• Action item:
Nothing below is to be printed except the lines between the line holding "(2) Mean squared" and the line holding "2191 | 2.951 |", inclusive, each exactly as it appears.

Start of Information supplied

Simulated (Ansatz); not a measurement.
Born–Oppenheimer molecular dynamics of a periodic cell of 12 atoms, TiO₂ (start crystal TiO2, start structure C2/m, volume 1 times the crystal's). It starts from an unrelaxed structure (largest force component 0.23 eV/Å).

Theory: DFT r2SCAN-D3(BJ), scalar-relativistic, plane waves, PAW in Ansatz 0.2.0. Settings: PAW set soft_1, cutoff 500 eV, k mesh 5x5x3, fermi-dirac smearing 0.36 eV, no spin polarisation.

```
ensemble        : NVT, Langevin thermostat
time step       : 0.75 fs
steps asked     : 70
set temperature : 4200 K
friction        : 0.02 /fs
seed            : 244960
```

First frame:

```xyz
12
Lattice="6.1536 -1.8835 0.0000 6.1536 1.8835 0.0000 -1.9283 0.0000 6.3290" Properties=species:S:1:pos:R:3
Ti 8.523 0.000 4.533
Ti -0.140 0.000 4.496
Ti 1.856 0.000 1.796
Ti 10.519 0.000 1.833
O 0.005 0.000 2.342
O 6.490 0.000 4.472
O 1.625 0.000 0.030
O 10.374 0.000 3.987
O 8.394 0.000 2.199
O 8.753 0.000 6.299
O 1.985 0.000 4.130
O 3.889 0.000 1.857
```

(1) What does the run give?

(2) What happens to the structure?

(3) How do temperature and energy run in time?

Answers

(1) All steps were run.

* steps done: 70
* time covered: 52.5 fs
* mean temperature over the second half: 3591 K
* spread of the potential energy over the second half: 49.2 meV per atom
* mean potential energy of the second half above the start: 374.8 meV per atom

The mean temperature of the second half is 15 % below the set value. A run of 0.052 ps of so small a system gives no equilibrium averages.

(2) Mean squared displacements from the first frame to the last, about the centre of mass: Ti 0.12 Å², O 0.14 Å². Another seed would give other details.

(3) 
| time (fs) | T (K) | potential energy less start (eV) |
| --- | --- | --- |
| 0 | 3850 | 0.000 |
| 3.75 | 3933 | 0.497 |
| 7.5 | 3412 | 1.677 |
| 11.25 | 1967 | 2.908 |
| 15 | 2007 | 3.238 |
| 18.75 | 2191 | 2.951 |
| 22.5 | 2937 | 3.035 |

End of Information supplied

• Solution:
(2) Mean squared displacements from the first frame to the last, about the centre of mass: Ti 0.12 Å², O 0.14 Å². Another seed would give other details.

(3) 
| time (fs) | T (K) | potential energy less start (eV) |
| --- | --- | --- |
| 0 | 3850 | 0.000 |
| 3.75 | 3933 | 0.497 |
| 7.5 | 3412 | 1.677 |
| 11.25 | 1967 | 2.908 |
| 15 | 2007 | 3.238 |
| 18.75 | 2191 | 2.951 |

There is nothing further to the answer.